» WORK ITEM
Each line below should be reproduced without any alteration.

======== INFORMATION PROVIDED ========

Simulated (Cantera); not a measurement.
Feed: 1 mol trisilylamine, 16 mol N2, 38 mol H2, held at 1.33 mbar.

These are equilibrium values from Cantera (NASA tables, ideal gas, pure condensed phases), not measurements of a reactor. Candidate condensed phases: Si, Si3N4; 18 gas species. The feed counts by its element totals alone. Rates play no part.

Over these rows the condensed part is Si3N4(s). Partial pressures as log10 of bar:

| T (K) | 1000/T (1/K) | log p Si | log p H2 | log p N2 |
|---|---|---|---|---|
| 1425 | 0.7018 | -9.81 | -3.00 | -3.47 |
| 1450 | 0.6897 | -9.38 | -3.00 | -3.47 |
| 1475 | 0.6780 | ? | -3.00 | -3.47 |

========

» TASK OUTPUT
Simulated (Cantera); not a measurement.
Feed: 1 mol trisilylamine, 16 mol N2, 38 mol H2, held at 1.33 mbar.

These are equilibrium values from Cantera (NASA tables, ideal gas, pure condensed phases), not measurements of a reactor. Candidate condensed phases: Si, Si3N4; 18 gas species. The feed counts by its element totals alone. Rates play no part.

Over these rows the condensed part is Si3N4(s). Partial pressures as log10 of bar:

| T (K) | 1000/T (1/K) | log p Si | log p H2 | log p N2 |
|---|---|---|---|---|
| 1425 | 0.7018 | -9.81 | -3.00 | -3.47 |
| 1450 | 0.6897 | -9.38 | -3.00 | -3.47 |
| 1475 | 0.6780 | ? | -3.00 | -3.47 |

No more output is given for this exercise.